Record excerpts:
============

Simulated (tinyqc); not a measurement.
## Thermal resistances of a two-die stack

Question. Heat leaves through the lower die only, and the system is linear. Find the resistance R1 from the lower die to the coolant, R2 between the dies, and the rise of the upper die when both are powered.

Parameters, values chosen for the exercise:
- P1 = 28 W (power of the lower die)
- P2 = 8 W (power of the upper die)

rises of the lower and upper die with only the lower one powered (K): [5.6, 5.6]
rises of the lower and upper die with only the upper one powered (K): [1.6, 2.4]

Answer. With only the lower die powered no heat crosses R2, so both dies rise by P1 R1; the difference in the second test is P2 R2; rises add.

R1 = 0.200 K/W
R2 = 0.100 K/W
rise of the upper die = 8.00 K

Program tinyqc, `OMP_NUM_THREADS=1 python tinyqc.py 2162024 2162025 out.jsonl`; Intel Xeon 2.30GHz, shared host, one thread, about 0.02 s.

============

Would you please copy exactly the part of the entries above that begins at the line containing "Parameters, values chosen" and ends at the line containing "rises of the lower and upper die with only the upper", both lines included?

Parameters, values chosen for the exercise:
- P1 = 28 W (power of the lower die)
- P2 = 8 W (power of the upper die)

rises of the lower and upper die with only the lower one powered (K): [5.6, 5.6]
rises of the lower and upper die with only the upper one powered (K): [1.6, 2.4]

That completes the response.